◆ **Work request**
The whole listing below must be repeated exactly.

◆ **Material supplied**
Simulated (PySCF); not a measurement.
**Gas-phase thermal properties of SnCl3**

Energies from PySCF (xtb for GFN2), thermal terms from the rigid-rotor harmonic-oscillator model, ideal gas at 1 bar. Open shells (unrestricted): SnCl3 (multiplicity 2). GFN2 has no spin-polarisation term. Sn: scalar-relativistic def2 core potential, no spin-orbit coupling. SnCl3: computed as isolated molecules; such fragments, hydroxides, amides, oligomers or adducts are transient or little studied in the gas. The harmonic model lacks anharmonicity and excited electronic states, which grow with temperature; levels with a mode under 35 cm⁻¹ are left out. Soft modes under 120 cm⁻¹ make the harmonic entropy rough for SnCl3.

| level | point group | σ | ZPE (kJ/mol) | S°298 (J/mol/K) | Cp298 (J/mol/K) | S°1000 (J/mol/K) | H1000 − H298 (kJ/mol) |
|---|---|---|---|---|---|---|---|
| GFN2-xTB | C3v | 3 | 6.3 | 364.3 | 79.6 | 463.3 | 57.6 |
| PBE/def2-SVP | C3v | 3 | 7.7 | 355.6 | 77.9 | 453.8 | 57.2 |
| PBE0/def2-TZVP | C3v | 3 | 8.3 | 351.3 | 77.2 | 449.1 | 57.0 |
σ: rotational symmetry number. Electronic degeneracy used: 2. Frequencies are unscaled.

◆ **Response area**
Simulated (PySCF); not a measurement.
**Gas-phase thermal properties of SnCl3**

Energies from PySCF (xtb for GFN2), thermal terms from the rigid-rotor harmonic-oscillator model, ideal gas at 1 bar. Open shells (unrestricted): SnCl3 (multiplicity 2). GFN2 has no spin-polarisation term. Sn: scalar-relativistic def2 core potential, no spin-orbit coupling. SnCl3: computed as isolated molecules; such fragments, hydroxides, amides, oligomers or adducts are transient or little studied in the gas. The harmonic model lacks anharmonicity and excited electronic states, which grow with temperature; levels with a mode under 35 cm⁻¹ are left out. Soft modes under 120 cm⁻¹ make the harmonic entropy rough for SnCl3.

| level | point group | σ | ZPE (kJ/mol) | S°298 (J/mol/K) | Cp298 (J/mol/K) | S°1000 (J/mol/K) | H1000 − H298 (kJ/mol) |
|---|---|---|---|---|---|---|---|
| GFN2-xTB | C3v | 3 | 6.3 | 364.3 | 79.6 | 463.3 | 57.6 |
| PBE/def2-SVP | C3v | 3 | 7.7 | 355.6 | 77.9 | 453.8 | 57.2 |
| PBE0/def2-TZVP | C3v | 3 | 8.3 | 351.3 | 77.2 | 449.1 | 57.0 |
σ: rotational symmetry number. Electronic degeneracy used: 2. Frequencies are unscaled.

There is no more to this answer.